=== Material shown ===

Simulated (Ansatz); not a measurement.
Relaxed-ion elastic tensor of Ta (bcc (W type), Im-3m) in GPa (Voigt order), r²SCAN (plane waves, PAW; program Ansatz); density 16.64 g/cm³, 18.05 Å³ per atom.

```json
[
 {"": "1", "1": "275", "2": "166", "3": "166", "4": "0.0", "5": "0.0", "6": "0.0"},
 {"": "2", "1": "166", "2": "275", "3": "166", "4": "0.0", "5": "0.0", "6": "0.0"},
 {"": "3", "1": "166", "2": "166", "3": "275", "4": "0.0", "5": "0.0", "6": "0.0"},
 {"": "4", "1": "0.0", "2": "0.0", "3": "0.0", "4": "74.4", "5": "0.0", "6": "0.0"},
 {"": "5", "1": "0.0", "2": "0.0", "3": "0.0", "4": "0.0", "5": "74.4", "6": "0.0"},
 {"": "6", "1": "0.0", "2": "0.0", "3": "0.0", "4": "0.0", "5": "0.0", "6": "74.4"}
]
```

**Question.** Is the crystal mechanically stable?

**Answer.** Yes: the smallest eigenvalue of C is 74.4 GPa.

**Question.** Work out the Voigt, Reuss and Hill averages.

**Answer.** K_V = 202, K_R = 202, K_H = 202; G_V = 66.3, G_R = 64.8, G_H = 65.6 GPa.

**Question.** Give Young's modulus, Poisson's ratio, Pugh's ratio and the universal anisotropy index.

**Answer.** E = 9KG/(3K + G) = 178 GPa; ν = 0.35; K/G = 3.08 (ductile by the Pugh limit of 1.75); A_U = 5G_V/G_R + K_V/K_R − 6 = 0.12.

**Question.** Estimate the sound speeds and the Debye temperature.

===

Assignment | Without altering a single character, write out every record above.

Answer area |
Simulated (Ansatz); not a measurement.
Relaxed-ion elastic tensor of Ta (bcc (W type), Im-3m) in GPa (Voigt order), r²SCAN (plane waves, PAW; program Ansatz); density 16.64 g/cm³, 18.05 Å³ per atom.

```json
[
 {"": "1", "1": "275", "2": "166", "3": "166", "4": "0.0", "5": "0.0", "6": "0.0"},
 {"": "2", "1": "166", "2": "275", "3": "166", "4": "0.0", "5": "0.0", "6": "0.0"},
 {"": "3", "1": "166", "2": "166", "3": "275", "4": "0.0", "5": "0.0", "6": "0.0"},
 {"": "4", "1": "0.0", "2": "0.0", "3": "0.0", "4": "74.4", "5": "0.0", "6": "0.0"},
 {"": "5", "1": "0.0", "2": "0.0", "3": "0.0", "4": "0.0", "5": "74.4", "6": "0.0"},
 {"": "6", "1": "0.0", "2": "0.0", "3": "0.0", "4": "0.0", "5": "0.0", "6": "74.4"}
]
```

**Question.** Is the crystal mechanically stable?

**Answer.** Yes: the smallest eigenvalue of C is 74.4 GPa.

**Question.** Work out the Voigt, Reuss and Hill averages.

**Answer.** K_V = 202, K_R = 202, K_H = 202; G_V = 66.3, G_R = 64.8, G_H = 65.6 GPa.

**Question.** Give Young's modulus, Poisson's ratio, Pugh's ratio and the universal anisotropy index.

**Answer.** E = 9KG/(3K + G) = 178 GPa; ν = 0.35; K/G = 3.08 (ductile by the Pugh limit of 1.75); A_U = 5G_V/G_R + K_V/K_R − 6 = 0.12.

**Question.** Estimate the sound speeds and the Debye temperature.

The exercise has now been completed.